» **Provided information**
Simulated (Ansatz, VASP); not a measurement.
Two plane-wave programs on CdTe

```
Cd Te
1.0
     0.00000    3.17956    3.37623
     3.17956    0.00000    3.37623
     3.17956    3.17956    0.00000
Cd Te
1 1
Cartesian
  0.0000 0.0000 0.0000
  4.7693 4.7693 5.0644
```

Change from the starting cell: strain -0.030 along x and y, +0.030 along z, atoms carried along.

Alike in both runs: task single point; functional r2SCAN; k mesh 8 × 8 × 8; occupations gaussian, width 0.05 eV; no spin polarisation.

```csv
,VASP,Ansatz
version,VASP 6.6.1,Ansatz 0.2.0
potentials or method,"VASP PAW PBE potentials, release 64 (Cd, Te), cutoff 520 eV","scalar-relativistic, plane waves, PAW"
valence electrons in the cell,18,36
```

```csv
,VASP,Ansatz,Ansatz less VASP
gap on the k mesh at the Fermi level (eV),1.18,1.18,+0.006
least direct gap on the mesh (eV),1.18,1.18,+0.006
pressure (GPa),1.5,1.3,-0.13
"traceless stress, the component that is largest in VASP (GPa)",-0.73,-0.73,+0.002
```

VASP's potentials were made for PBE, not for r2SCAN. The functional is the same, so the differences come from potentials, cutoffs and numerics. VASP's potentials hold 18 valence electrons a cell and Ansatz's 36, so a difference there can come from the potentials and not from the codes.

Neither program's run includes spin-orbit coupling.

» **Assigned task**
Repeat verbatim the opening run of entries, ending with the line that contains "VASP's potentials were".

» **Answer area**
Simulated (Ansatz, VASP); not a measurement.
Two plane-wave programs on CdTe

```
Cd Te
1.0
     0.00000    3.17956    3.37623
     3.17956    0.00000    3.37623
     3.17956    3.17956    0.00000
Cd Te
1 1
Cartesian
  0.0000 0.0000 0.0000
  4.7693 4.7693 5.0644
```

Change from the starting cell: strain -0.030 along x and y, +0.030 along z, atoms carried along.

Alike in both runs: task single point; functional r2SCAN; k mesh 8 × 8 × 8; occupations gaussian, width 0.05 eV; no spin polarisation.

```csv
,VASP,Ansatz
version,VASP 6.6.1,Ansatz 0.2.0
potentials or method,"VASP PAW PBE potentials, release 64 (Cd, Te), cutoff 520 eV","scalar-relativistic, plane waves, PAW"
valence electrons in the cell,18,36
```

```csv
,VASP,Ansatz,Ansatz less VASP
gap on the k mesh at the Fermi level (eV),1.18,1.18,+0.006
least direct gap on the mesh (eV),1.18,1.18,+0.006
pressure (GPa),1.5,1.3,-0.13
"traceless stress, the component that is largest in VASP (GPa)",-0.73,-0.73,+0.002
```

VASP's potentials were made for PBE, not for r2SCAN. The functional is the same, so the differences come from potentials, cutoffs and numerics. VASP's potentials hold 18 valence electrons a cell and Ansatz's 36, so a difference there can come from the potentials and not from the codes.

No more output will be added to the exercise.